◆ Work request ◆
Reproduce the whole listing below exactly.

◆ Material provided ◆
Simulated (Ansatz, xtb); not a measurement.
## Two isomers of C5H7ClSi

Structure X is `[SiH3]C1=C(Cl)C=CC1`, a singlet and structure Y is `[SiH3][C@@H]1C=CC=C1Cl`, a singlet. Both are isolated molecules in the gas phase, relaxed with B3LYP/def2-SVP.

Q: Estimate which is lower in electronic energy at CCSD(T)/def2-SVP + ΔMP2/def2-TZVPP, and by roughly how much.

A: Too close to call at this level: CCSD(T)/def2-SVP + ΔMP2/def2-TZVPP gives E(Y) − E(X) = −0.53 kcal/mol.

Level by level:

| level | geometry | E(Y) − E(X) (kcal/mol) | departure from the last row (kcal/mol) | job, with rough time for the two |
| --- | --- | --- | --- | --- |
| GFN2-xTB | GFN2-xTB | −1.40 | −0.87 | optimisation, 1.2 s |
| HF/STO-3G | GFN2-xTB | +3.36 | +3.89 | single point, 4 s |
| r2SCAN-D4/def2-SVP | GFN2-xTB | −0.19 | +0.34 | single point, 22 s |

◆ Worked solution ◆
Simulated (Ansatz, xtb); not a measurement.
## Two isomers of C5H7ClSi

Structure X is `[SiH3]C1=C(Cl)C=CC1`, a singlet and structure Y is `[SiH3][C@@H]1C=CC=C1Cl`, a singlet. Both are isolated molecules in the gas phase, relaxed with B3LYP/def2-SVP.

Q: Estimate which is lower in electronic energy at CCSD(T)/def2-SVP + ΔMP2/def2-TZVPP, and by roughly how much.

A: Too close to call at this level: CCSD(T)/def2-SVP + ΔMP2/def2-TZVPP gives E(Y) − E(X) = −0.53 kcal/mol.

Level by level:

| level | geometry | E(Y) − E(X) (kcal/mol) | departure from the last row (kcal/mol) | job, with rough time for the two |
| --- | --- | --- | --- | --- |
| GFN2-xTB | GFN2-xTB | −1.40 | −0.87 | optimisation, 1.2 s |
| HF/STO-3G | GFN2-xTB | +3.36 | +3.89 | single point, 4 s |
| r2SCAN-D4/def2-SVP | GFN2-xTB | −0.19 | +0.34 | single point, 22 s |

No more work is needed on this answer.